__Assigned task__
In the data that follows, each entry is to be restated exactly.

··· Given data ···

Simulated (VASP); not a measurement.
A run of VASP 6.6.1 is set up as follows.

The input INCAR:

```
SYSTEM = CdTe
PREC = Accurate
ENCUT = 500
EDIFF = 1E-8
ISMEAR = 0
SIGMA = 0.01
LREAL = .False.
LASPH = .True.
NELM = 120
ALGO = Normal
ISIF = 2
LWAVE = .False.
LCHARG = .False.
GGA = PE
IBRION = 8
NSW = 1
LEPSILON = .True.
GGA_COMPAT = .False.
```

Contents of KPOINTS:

···

__Task solution__
Simulated (VASP); not a measurement.
A run of VASP 6.6.1 is set up as follows.

The input INCAR:

```
SYSTEM = CdTe
PREC = Accurate
ENCUT = 500
EDIFF = 1E-8
ISMEAR = 0
SIGMA = 0.01
LREAL = .False.
LASPH = .True.
NELM = 120
ALGO = Normal
ISIF = 2
LWAVE = .False.
LCHARG = .False.
GGA = PE
IBRION = 8
NSW = 1
LEPSILON = .True.
GGA_COMPAT = .False.
```

Contents of KPOINTS:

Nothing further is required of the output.